■ ■ ■ ■ ■

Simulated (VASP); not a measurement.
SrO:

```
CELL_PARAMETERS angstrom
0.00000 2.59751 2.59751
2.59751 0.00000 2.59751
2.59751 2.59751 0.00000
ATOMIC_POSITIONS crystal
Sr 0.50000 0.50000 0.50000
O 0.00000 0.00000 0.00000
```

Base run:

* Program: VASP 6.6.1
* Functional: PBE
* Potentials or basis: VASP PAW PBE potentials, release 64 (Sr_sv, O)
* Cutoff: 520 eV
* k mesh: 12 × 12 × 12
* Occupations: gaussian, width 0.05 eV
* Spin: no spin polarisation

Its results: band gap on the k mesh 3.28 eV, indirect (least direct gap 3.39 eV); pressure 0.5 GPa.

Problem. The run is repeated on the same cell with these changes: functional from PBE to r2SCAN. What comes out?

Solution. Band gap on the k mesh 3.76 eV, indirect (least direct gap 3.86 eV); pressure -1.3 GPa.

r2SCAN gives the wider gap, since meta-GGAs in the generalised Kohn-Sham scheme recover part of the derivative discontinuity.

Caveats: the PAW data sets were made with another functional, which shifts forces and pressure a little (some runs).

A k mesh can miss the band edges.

■ ■ ■ ■ ■

▶ _Work order_: Each entry given above is to be duplicated exactly.

▶ _Response box_:
Simulated (VASP); not a measurement.
SrO:

```
CELL_PARAMETERS angstrom
0.00000 2.59751 2.59751
2.59751 0.00000 2.59751
2.59751 2.59751 0.00000
ATOMIC_POSITIONS crystal
Sr 0.50000 0.50000 0.50000
O 0.00000 0.00000 0.00000
```

Base run:

* Program: VASP 6.6.1
* Functional: PBE
* Potentials or basis: VASP PAW PBE potentials, release 64 (Sr_sv, O)
* Cutoff: 520 eV
* k mesh: 12 × 12 × 12
* Occupations: gaussian, width 0.05 eV
* Spin: no spin polarisation

Its results: band gap on the k mesh 3.28 eV, indirect (least direct gap 3.39 eV); pressure 0.5 GPa.

Problem. The run is repeated on the same cell with these changes: functional from PBE to r2SCAN. What comes out?

Solution. Band gap on the k mesh 3.76 eV, indirect (least direct gap 3.86 eV); pressure -1.3 GPa.

r2SCAN gives the wider gap, since meta-GGAs in the generalised Kohn-Sham scheme recover part of the derivative discontinuity.

Caveats: the PAW data sets were made with another functional, which shifts forces and pressure a little (some runs).

A k mesh can miss the band edges.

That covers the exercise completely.